**Source material:**
----------------

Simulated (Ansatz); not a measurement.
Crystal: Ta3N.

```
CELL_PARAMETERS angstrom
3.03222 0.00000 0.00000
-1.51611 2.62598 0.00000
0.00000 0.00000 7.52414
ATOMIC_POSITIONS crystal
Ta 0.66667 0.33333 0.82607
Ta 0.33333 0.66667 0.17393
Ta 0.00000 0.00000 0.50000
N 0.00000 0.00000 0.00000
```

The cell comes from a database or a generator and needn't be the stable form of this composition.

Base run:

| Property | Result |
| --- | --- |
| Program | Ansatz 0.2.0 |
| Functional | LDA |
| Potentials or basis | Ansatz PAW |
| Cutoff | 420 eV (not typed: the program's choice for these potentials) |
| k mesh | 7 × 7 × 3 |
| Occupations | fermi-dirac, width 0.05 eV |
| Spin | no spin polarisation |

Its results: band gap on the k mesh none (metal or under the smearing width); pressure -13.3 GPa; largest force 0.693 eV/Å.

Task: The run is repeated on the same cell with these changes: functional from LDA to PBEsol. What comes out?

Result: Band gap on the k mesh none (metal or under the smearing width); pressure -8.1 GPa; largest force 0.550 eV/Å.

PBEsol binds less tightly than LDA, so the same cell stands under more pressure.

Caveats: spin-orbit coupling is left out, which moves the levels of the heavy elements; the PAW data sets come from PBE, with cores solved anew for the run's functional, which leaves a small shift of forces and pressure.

----------------

**Brief:** Can you write out the lines above, from the first one through the one containing "PBEsol binds less", exactly as they appear and nothing more?

**Result:**
Simulated (Ansatz); not a measurement.
Crystal: Ta3N.

```
CELL_PARAMETERS angstrom
3.03222 0.00000 0.00000
-1.51611 2.62598 0.00000
0.00000 0.00000 7.52414
ATOMIC_POSITIONS crystal
Ta 0.66667 0.33333 0.82607
Ta 0.33333 0.66667 0.17393
Ta 0.00000 0.00000 0.50000
N 0.00000 0.00000 0.00000
```

The cell comes from a database or a generator and needn't be the stable form of this composition.

Base run:

| Property | Result |
| --- | --- |
| Program | Ansatz 0.2.0 |
| Functional | LDA |
| Potentials or basis | Ansatz PAW |
| Cutoff | 420 eV (not typed: the program's choice for these potentials) |
| k mesh | 7 × 7 × 3 |
| Occupations | fermi-dirac, width 0.05 eV |
| Spin | no spin polarisation |

Its results: band gap on the k mesh none (metal or under the smearing width); pressure -13.3 GPa; largest force 0.693 eV/Å.

Task: The run is repeated on the same cell with these changes: functional from LDA to PBEsol. What comes out?

Result: Band gap on the k mesh none (metal or under the smearing width); pressure -8.1 GPa; largest force 0.550 eV/Å.

PBEsol binds less tightly than LDA, so the same cell stands under more pressure.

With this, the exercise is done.